Segment Open

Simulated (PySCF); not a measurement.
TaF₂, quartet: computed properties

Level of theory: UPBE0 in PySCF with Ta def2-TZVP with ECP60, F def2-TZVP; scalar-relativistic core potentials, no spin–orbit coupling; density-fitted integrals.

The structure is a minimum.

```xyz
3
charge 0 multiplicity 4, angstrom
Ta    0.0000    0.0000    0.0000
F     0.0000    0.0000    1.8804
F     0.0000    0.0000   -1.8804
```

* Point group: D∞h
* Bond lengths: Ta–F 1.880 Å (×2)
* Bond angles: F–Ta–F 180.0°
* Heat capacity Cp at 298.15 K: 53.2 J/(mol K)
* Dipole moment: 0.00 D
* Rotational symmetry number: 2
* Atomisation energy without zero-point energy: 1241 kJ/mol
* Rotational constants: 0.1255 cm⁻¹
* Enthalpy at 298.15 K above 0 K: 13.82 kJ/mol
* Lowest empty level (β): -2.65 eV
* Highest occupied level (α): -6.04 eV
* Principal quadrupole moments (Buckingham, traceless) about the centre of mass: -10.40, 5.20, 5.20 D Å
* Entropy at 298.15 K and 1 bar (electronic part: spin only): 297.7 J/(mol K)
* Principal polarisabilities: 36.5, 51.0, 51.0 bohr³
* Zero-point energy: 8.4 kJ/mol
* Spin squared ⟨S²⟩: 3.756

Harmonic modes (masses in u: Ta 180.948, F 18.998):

Segment Closed

◆ Task item: Exactly as they appear above, copy out all the records.

◆ Exercise solution:
Simulated (PySCF); not a measurement.
TaF₂, quartet: computed properties

Level of theory: UPBE0 in PySCF with Ta def2-TZVP with ECP60, F def2-TZVP; scalar-relativistic core potentials, no spin–orbit coupling; density-fitted integrals.

The structure is a minimum.

```xyz
3
charge 0 multiplicity 4, angstrom
Ta    0.0000    0.0000    0.0000
F     0.0000    0.0000    1.8804
F     0.0000    0.0000   -1.8804
```

* Point group: D∞h
* Bond lengths: Ta–F 1.880 Å (×2)
* Bond angles: F–Ta–F 180.0°
* Heat capacity Cp at 298.15 K: 53.2 J/(mol K)
* Dipole moment: 0.00 D
* Rotational symmetry number: 2
* Atomisation energy without zero-point energy: 1241 kJ/mol
* Rotational constants: 0.1255 cm⁻¹
* Enthalpy at 298.15 K above 0 K: 13.82 kJ/mol
* Lowest empty level (β): -2.65 eV
* Highest occupied level (α): -6.04 eV
* Principal quadrupole moments (Buckingham, traceless) about the centre of mass: -10.40, 5.20, 5.20 D Å
* Entropy at 298.15 K and 1 bar (electronic part: spin only): 297.7 J/(mol K)
* Principal polarisabilities: 36.5, 51.0, 51.0 bohr³
* Zero-point energy: 8.4 kJ/mol
* Spin squared ⟨S²⟩: 3.756

Harmonic modes (masses in u: Ta 180.948, F 18.998):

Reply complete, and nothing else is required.